Exercise: Nothing but the lines from the top of the following entries through the line with "The largest gap" should be printed, exactly as they are.

Start of Study material

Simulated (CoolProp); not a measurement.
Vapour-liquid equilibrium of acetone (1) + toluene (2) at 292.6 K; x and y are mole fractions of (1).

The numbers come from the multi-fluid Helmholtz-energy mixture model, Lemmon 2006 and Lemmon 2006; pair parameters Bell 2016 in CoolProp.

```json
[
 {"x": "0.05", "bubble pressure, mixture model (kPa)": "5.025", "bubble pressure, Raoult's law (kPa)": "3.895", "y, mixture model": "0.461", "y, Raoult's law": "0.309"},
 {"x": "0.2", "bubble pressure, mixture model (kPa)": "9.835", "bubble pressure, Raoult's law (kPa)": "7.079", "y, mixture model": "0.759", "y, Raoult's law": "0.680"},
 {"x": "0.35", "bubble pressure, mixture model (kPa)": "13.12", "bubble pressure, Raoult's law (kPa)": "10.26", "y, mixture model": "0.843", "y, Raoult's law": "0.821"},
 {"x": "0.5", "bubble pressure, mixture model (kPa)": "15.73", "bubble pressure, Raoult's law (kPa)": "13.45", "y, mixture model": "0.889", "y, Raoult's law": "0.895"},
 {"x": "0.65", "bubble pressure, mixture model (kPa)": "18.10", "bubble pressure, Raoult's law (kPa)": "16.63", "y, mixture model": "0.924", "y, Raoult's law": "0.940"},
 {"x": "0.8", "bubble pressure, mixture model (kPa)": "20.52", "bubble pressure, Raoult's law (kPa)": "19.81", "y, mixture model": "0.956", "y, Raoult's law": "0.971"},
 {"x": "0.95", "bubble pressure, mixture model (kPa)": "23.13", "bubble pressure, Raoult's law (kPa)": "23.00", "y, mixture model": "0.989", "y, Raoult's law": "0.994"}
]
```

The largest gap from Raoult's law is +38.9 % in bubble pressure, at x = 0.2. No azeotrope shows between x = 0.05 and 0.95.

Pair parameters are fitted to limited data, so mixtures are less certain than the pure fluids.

End of Study material

Answer area:
Simulated (CoolProp); not a measurement.
Vapour-liquid equilibrium of acetone (1) + toluene (2) at 292.6 K; x and y are mole fractions of (1).

The numbers come from the multi-fluid Helmholtz-energy mixture model, Lemmon 2006 and Lemmon 2006; pair parameters Bell 2016 in CoolProp.

```json
[
 {"x": "0.05", "bubble pressure, mixture model (kPa)": "5.025", "bubble pressure, Raoult's law (kPa)": "3.895", "y, mixture model": "0.461", "y, Raoult's law": "0.309"},
 {"x": "0.2", "bubble pressure, mixture model (kPa)": "9.835", "bubble pressure, Raoult's law (kPa)": "7.079", "y, mixture model": "0.759", "y, Raoult's law": "0.680"},
 {"x": "0.35", "bubble pressure, mixture model (kPa)": "13.12", "bubble pressure, Raoult's law (kPa)": "10.26", "y, mixture model": "0.843", "y, Raoult's law": "0.821"},
 {"x": "0.5", "bubble pressure, mixture model (kPa)": "15.73", "bubble pressure, Raoult's law (kPa)": "13.45", "y, mixture model": "0.889", "y, Raoult's law": "0.895"},
 {"x": "0.65", "bubble pressure, mixture model (kPa)": "18.10", "bubble pressure, Raoult's law (kPa)": "16.63", "y, mixture model": "0.924", "y, Raoult's law": "0.940"},
 {"x": "0.8", "bubble pressure, mixture model (kPa)": "20.52", "bubble pressure, Raoult's law (kPa)": "19.81", "y, mixture model": "0.956", "y, Raoult's law": "0.971"},
 {"x": "0.95", "bubble pressure, mixture model (kPa)": "23.13", "bubble pressure, Raoult's law (kPa)": "23.00", "y, mixture model": "0.989", "y, Raoult's law": "0.994"}
]
```

The largest gap from Raoult's law is +38.9 % in bubble pressure, at x = 0.2. No azeotrope shows between x = 0.05 and 0.95.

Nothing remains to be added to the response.